═════ Extracted records ═════

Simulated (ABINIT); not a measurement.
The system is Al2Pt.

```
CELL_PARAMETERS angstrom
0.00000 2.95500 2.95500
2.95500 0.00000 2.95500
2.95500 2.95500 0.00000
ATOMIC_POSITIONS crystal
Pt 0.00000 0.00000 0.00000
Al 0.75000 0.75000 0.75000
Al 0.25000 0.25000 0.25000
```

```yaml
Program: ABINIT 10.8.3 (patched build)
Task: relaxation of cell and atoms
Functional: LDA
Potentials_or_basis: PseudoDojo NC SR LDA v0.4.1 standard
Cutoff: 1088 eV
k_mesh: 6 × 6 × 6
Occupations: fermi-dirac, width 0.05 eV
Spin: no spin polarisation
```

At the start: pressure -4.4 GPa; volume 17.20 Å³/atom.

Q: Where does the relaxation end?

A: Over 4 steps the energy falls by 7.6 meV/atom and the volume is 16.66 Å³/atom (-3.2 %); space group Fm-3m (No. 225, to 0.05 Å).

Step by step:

═════

Assigned task => Within the data above, the lines from the one with "The system is Al2Pt." to the one with "A: Over 4 steps" must be repeated exactly; no other line belongs in the answer.

Answer area =>
The system is Al2Pt.

```
CELL_PARAMETERS angstrom
0.00000 2.95500 2.95500
2.95500 0.00000 2.95500
2.95500 2.95500 0.00000
ATOMIC_POSITIONS crystal
Pt 0.00000 0.00000 0.00000
Al 0.75000 0.75000 0.75000
Al 0.25000 0.25000 0.25000
```

```yaml
Program: ABINIT 10.8.3 (patched build)
Task: relaxation of cell and atoms
Functional: LDA
Potentials_or_basis: PseudoDojo NC SR LDA v0.4.1 standard
Cutoff: 1088 eV
k_mesh: 6 × 6 × 6
Occupations: fermi-dirac, width 0.05 eV
Spin: no spin polarisation
```

At the start: pressure -4.4 GPa; volume 17.20 Å³/atom.

Q: Where does the relaxation end?

A: Over 4 steps the energy falls by 7.6 meV/atom and the volume is 16.66 Å³/atom (-3.2 %); space group Fm-3m (No. 225, to 0.05 Å).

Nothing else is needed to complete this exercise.